INFORMATION GIVEN:
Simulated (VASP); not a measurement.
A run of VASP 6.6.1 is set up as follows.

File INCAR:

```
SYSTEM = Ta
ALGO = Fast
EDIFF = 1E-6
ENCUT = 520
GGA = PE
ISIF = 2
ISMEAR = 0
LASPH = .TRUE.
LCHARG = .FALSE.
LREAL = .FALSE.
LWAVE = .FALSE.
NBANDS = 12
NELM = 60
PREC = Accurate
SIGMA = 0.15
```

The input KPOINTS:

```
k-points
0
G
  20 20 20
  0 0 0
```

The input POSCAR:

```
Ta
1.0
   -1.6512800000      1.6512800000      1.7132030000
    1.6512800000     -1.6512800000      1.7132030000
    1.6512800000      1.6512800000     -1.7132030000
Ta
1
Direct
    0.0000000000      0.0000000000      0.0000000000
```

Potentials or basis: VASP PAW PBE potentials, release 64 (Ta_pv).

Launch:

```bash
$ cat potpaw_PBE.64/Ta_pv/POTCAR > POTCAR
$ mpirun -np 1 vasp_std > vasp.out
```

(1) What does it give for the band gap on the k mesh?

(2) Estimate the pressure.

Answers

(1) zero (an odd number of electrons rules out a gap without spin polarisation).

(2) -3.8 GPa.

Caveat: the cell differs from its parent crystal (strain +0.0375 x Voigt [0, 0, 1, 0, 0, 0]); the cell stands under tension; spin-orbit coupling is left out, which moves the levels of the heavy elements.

TASK ITEM:
Exactly repeat the lines running from the top of the listing to the line bearing "(2) -3.8 GPa.", both of those lines included, and only them.

WRITTEN REPLY:
Simulated (VASP); not a measurement.
A run of VASP 6.6.1 is set up as follows.

File INCAR:

```
SYSTEM = Ta
ALGO = Fast
EDIFF = 1E-6
ENCUT = 520
GGA = PE
ISIF = 2
ISMEAR = 0
LASPH = .TRUE.
LCHARG = .FALSE.
LREAL = .FALSE.
LWAVE = .FALSE.
NBANDS = 12
NELM = 60
PREC = Accurate
SIGMA = 0.15
```

The input KPOINTS:

```
k-points
0
G
  20 20 20
  0 0 0
```

The input POSCAR:

```
Ta
1.0
   -1.6512800000      1.6512800000      1.7132030000
    1.6512800000     -1.6512800000      1.7132030000
    1.6512800000      1.6512800000     -1.7132030000
Ta
1
Direct
    0.0000000000      0.0000000000      0.0000000000
```

Potentials or basis: VASP PAW PBE potentials, release 64 (Ta_pv).

Launch:

```bash
$ cat potpaw_PBE.64/Ta_pv/POTCAR > POTCAR
$ mpirun -np 1 vasp_std > vasp.out
```

(1) What does it give for the band gap on the k mesh?

(2) Estimate the pressure.

Answers

(1) zero (an odd number of electrons rules out a gap without spin polarisation).

(2) -3.8 GPa.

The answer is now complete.